• Data extract:
--- START ---

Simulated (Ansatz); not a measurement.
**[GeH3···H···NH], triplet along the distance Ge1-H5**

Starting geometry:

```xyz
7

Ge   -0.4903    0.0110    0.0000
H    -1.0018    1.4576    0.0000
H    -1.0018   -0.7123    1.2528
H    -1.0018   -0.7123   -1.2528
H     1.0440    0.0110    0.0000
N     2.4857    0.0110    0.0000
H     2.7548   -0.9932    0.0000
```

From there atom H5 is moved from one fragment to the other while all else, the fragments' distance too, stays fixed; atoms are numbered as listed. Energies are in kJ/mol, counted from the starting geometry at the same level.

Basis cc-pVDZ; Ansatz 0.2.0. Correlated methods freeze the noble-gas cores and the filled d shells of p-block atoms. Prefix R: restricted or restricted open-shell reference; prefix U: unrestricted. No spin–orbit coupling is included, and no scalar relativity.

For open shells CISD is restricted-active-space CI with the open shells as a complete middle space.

--- END ---

• Work order: Go through the material above line by line and copy it exactly.

• Your solution:
Simulated (Ansatz); not a measurement.
**[GeH3···H···NH], triplet along the distance Ge1-H5**

Starting geometry:

```xyz
7

Ge   -0.4903    0.0110    0.0000
H    -1.0018    1.4576    0.0000
H    -1.0018   -0.7123    1.2528
H    -1.0018   -0.7123   -1.2528
H     1.0440    0.0110    0.0000
N     2.4857    0.0110    0.0000
H     2.7548   -0.9932    0.0000
```

From there atom H5 is moved from one fragment to the other while all else, the fragments' distance too, stays fixed; atoms are numbered as listed. Energies are in kJ/mol, counted from the starting geometry at the same level.

Basis cc-pVDZ; Ansatz 0.2.0. Correlated methods freeze the noble-gas cores and the filled d shells of p-block atoms. Prefix R: restricted or restricted open-shell reference; prefix U: unrestricted. No spin–orbit coupling is included, and no scalar relativity.

For open shells CISD is restricted-active-space CI with the open shells as a complete middle space.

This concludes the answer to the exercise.